* * * * * * * * *

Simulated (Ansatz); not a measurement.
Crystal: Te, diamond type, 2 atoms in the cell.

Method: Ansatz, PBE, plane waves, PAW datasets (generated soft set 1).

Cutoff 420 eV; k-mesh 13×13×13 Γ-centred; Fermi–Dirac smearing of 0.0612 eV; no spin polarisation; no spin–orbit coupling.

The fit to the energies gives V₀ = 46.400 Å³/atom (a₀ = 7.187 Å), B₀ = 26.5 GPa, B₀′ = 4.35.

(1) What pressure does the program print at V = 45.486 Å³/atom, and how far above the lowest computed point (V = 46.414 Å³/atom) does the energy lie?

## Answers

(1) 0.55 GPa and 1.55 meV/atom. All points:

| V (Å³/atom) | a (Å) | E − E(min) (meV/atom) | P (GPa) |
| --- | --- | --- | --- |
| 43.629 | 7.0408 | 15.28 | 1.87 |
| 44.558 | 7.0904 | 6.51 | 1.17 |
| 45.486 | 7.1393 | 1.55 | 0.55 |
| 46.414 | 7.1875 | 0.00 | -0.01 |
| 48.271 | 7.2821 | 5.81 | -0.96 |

* * * * * * * * *

ASSIGNED TASK:
Lines from the first one above through the line containing "0.00 | -0.01 |" are to be retyped exactly, both included, and nothing more.

EXERCISE RESPONSE:
Simulated (Ansatz); not a measurement.
Crystal: Te, diamond type, 2 atoms in the cell.

Method: Ansatz, PBE, plane waves, PAW datasets (generated soft set 1).

Cutoff 420 eV; k-mesh 13×13×13 Γ-centred; Fermi–Dirac smearing of 0.0612 eV; no spin polarisation; no spin–orbit coupling.

The fit to the energies gives V₀ = 46.400 Å³/atom (a₀ = 7.187 Å), B₀ = 26.5 GPa, B₀′ = 4.35.

(1) What pressure does the program print at V = 45.486 Å³/atom, and how far above the lowest computed point (V = 46.414 Å³/atom) does the energy lie?

## Answers

(1) 0.55 GPa and 1.55 meV/atom. All points:

| V (Å³/atom) | a (Å) | E − E(min) (meV/atom) | P (GPa) |
| --- | --- | --- | --- |
| 43.629 | 7.0408 | 15.28 | 1.87 |
| 44.558 | 7.0904 | 6.51 | 1.17 |
| 45.486 | 7.1393 | 1.55 | 0.55 |
| 46.414 | 7.1875 | 0.00 | -0.01 |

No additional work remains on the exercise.